── Given information ──

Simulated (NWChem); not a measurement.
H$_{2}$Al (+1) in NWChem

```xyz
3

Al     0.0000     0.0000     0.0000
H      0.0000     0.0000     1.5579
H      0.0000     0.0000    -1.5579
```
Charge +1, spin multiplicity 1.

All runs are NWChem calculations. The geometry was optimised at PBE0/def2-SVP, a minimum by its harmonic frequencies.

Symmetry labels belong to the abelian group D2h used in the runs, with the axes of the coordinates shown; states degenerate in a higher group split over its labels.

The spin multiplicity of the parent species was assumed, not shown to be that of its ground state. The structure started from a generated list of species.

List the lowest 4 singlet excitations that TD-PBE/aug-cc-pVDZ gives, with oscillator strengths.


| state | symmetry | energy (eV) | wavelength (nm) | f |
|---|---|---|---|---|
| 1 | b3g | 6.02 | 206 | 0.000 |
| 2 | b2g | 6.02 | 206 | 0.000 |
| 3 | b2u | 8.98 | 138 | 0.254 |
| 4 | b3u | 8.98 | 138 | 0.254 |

───

* _Work request_
Please return only the lines above, starting at the line that has "Symmetry labels belong" and ending at the line that has "b2u | 8.98 | 138 | 0.254 |", keeping both and leaving each one unchanged.

* _Your response_
Symmetry labels belong to the abelian group D2h used in the runs, with the axes of the coordinates shown; states degenerate in a higher group split over its labels.

The spin multiplicity of the parent species was assumed, not shown to be that of its ground state. The structure started from a generated list of species.

List the lowest 4 singlet excitations that TD-PBE/aug-cc-pVDZ gives, with oscillator strengths.


| state | symmetry | energy (eV) | wavelength (nm) | f |
|---|---|---|---|---|
| 1 | b3g | 6.02 | 206 | 0.000 |
| 2 | b2g | 6.02 | 206 | 0.000 |
| 3 | b2u | 8.98 | 138 | 0.254 |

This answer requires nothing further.